▬▬▬▬▬▬▬▬▬▬

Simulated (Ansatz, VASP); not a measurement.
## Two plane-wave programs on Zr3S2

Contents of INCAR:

▬▬▬▬▬▬▬▬▬▬

Assignment:
What is wanted is an exact copy of the data.

Expected answer:
Simulated (Ansatz, VASP); not a measurement.
## Two plane-wave programs on Zr3S2

Contents of INCAR:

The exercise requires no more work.